- Assignment
Repeat, exactly and completely, the entries shown underneath.

*** Record extracts ***

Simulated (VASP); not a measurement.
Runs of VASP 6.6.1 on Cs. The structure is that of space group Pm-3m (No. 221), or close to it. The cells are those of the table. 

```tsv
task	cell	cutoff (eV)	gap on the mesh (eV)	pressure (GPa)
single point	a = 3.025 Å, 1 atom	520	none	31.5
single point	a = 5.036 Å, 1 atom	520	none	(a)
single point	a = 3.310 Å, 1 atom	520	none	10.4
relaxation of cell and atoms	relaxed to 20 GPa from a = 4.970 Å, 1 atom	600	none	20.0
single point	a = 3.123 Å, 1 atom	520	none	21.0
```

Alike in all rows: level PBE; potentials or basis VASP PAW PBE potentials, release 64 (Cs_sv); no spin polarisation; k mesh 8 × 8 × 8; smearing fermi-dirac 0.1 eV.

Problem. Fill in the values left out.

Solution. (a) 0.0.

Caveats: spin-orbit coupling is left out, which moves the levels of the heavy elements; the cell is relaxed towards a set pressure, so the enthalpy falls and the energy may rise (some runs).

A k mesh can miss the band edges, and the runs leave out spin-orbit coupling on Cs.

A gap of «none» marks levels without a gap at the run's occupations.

*** End of Record extracts ***

- Written solution
Simulated (VASP); not a measurement.
Runs of VASP 6.6.1 on Cs. The structure is that of space group Pm-3m (No. 221), or close to it. The cells are those of the table. 

```tsv
task	cell	cutoff (eV)	gap on the mesh (eV)	pressure (GPa)
single point	a = 3.025 Å, 1 atom	520	none	31.5
single point	a = 5.036 Å, 1 atom	520	none	(a)
single point	a = 3.310 Å, 1 atom	520	none	10.4
relaxation of cell and atoms	relaxed to 20 GPa from a = 4.970 Å, 1 atom	600	none	20.0
single point	a = 3.123 Å, 1 atom	520	none	21.0
```

Alike in all rows: level PBE; potentials or basis VASP PAW PBE potentials, release 64 (Cs_sv); no spin polarisation; k mesh 8 × 8 × 8; smearing fermi-dirac 0.1 eV.

Problem. Fill in the values left out.

Solution. (a) 0.0.

Caveats: spin-orbit coupling is left out, which moves the levels of the heavy elements; the cell is relaxed towards a set pressure, so the enthalpy falls and the energy may rise (some runs).

A k mesh can miss the band edges, and the runs leave out spin-orbit coupling on Cs.

A gap of «none» marks levels without a gap at the run's occupations.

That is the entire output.